● ● ●

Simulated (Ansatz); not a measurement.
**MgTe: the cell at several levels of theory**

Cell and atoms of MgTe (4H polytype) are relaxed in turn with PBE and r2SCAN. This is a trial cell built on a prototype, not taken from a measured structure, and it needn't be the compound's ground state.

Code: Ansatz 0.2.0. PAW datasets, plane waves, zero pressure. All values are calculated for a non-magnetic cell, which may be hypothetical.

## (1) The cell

● ● ●

Keep the wording exact. Give all of the records again.

### Answer section
Simulated (Ansatz); not a measurement.
**MgTe: the cell at several levels of theory**

Cell and atoms of MgTe (4H polytype) are relaxed in turn with PBE and r2SCAN. This is a trial cell built on a prototype, not taken from a measured structure, and it needn't be the compound's ground state.

Code: Ansatz 0.2.0. PAW datasets, plane waves, zero pressure. All values are calculated for a non-magnetic cell, which may be hypothetical.

## (1) The cell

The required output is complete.